Requirement → The response should be a faithful copy of every record, with nothing left out.

BEGIN Data supplied

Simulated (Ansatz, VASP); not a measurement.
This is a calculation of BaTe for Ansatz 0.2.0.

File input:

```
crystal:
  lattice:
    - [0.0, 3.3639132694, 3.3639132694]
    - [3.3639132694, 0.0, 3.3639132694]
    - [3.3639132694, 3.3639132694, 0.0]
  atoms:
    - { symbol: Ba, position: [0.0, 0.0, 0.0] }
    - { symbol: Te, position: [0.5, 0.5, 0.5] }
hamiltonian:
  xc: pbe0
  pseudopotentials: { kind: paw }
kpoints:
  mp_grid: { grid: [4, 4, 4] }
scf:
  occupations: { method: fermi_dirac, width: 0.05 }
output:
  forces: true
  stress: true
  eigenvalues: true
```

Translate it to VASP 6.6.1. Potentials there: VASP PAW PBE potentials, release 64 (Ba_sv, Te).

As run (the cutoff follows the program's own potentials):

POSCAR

END Data supplied

Exercise answer →
Simulated (Ansatz, VASP); not a measurement.
This is a calculation of BaTe for Ansatz 0.2.0.

File input:

```
crystal:
  lattice:
    - [0.0, 3.3639132694, 3.3639132694]
    - [3.3639132694, 0.0, 3.3639132694]
    - [3.3639132694, 3.3639132694, 0.0]
  atoms:
    - { symbol: Ba, position: [0.0, 0.0, 0.0] }
    - { symbol: Te, position: [0.5, 0.5, 0.5] }
hamiltonian:
  xc: pbe0
  pseudopotentials: { kind: paw }
kpoints:
  mp_grid: { grid: [4, 4, 4] }
scf:
  occupations: { method: fermi_dirac, width: 0.05 }
output:
  forces: true
  stress: true
  eigenvalues: true
```

Translate it to VASP 6.6.1. Potentials there: VASP PAW PBE potentials, release 64 (Ba_sv, Te).

As run (the cutoff follows the program's own potentials):

POSCAR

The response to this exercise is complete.